#### [Assigned task]
What you need to produce from the material below is an exact transcription of the lines from the one with "## (1) The structure" through the one with "G0W0 replaces the", both included, and no other line.

#####

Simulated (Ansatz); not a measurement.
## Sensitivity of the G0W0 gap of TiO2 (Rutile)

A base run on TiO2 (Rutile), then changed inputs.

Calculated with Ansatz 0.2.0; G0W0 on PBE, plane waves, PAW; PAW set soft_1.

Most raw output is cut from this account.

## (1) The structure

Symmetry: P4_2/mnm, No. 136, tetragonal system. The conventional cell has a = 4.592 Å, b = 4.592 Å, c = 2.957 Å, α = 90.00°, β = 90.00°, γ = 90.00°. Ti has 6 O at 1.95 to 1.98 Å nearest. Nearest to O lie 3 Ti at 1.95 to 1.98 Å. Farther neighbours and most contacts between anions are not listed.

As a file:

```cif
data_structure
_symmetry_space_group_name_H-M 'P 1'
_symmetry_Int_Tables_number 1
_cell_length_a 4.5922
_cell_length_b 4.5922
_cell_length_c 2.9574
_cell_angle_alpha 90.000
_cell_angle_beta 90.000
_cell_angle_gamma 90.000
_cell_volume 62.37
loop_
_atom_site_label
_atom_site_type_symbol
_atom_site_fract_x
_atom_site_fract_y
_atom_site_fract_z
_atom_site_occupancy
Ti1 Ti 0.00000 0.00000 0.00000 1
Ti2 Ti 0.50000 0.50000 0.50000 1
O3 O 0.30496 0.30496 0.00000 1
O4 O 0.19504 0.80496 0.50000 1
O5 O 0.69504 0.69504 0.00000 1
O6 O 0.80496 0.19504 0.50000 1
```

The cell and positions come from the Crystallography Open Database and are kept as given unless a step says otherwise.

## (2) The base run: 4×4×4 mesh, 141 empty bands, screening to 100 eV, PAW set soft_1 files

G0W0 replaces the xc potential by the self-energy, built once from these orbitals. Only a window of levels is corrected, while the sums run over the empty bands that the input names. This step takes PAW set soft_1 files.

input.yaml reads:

#####

#### [Task result]
## (1) The structure

Symmetry: P4_2/mnm, No. 136, tetragonal system. The conventional cell has a = 4.592 Å, b = 4.592 Å, c = 2.957 Å, α = 90.00°, β = 90.00°, γ = 90.00°. Ti has 6 O at 1.95 to 1.98 Å nearest. Nearest to O lie 3 Ti at 1.95 to 1.98 Å. Farther neighbours and most contacts between anions are not listed.

As a file:

```cif
data_structure
_symmetry_space_group_name_H-M 'P 1'
_symmetry_Int_Tables_number 1
_cell_length_a 4.5922
_cell_length_b 4.5922
_cell_length_c 2.9574
_cell_angle_alpha 90.000
_cell_angle_beta 90.000
_cell_angle_gamma 90.000
_cell_volume 62.37
loop_
_atom_site_label
_atom_site_type_symbol
_atom_site_fract_x
_atom_site_fract_y
_atom_site_fract_z
_atom_site_occupancy
Ti1 Ti 0.00000 0.00000 0.00000 1
Ti2 Ti 0.50000 0.50000 0.50000 1
O3 O 0.30496 0.30496 0.00000 1
O4 O 0.19504 0.80496 0.50000 1
O5 O 0.69504 0.69504 0.00000 1
O6 O 0.80496 0.19504 0.50000 1
```

The cell and positions come from the Crystallography Open Database and are kept as given unless a step says otherwise.

## (2) The base run: 4×4×4 mesh, 141 empty bands, screening to 100 eV, PAW set soft_1 files

G0W0 replaces the xc potential by the self-energy, built once from these orbitals. Only a window of levels is corrected, while the sums run over the empty bands that the input names. This step takes PAW set soft_1 files.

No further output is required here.